• **Dataset excerpts**:
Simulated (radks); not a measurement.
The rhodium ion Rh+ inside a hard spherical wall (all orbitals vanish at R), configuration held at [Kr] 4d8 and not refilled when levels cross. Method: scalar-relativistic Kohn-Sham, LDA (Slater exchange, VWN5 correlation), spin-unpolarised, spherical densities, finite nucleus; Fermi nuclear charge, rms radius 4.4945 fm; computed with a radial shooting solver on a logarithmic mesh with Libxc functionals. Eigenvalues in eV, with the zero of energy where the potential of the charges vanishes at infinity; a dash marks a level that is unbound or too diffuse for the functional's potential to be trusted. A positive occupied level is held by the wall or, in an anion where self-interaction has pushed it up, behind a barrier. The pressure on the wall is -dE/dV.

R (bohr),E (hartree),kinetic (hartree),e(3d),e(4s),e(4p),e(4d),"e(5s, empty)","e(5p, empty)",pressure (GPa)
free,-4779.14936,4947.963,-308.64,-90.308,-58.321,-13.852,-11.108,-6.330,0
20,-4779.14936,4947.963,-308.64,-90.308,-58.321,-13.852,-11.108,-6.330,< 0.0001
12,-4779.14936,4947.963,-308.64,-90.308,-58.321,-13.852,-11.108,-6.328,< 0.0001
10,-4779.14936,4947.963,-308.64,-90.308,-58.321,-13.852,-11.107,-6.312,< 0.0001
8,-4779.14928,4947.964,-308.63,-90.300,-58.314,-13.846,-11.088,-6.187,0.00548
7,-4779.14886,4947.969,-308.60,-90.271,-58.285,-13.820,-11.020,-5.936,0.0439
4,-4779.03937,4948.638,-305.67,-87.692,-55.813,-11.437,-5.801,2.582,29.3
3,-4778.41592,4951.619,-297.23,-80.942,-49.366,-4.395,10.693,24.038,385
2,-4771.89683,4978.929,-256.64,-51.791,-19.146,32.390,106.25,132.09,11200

• **Action item**:
Output, exactly and in full, the lines from the start of the entries above through the line that contains "R (bohr),E (hartree),kinetic".

• **Problem solution**:
Simulated (radks); not a measurement.
The rhodium ion Rh+ inside a hard spherical wall (all orbitals vanish at R), configuration held at [Kr] 4d8 and not refilled when levels cross. Method: scalar-relativistic Kohn-Sham, LDA (Slater exchange, VWN5 correlation), spin-unpolarised, spherical densities, finite nucleus; Fermi nuclear charge, rms radius 4.4945 fm; computed with a radial shooting solver on a logarithmic mesh with Libxc functionals. Eigenvalues in eV, with the zero of energy where the potential of the charges vanishes at infinity; a dash marks a level that is unbound or too diffuse for the functional's potential to be trusted. A positive occupied level is held by the wall or, in an anion where self-interaction has pushed it up, behind a barrier. The pressure on the wall is -dE/dV.

R (bohr),E (hartree),kinetic (hartree),e(3d),e(4s),e(4p),e(4d),"e(5s, empty)","e(5p, empty)",pressure (GPa)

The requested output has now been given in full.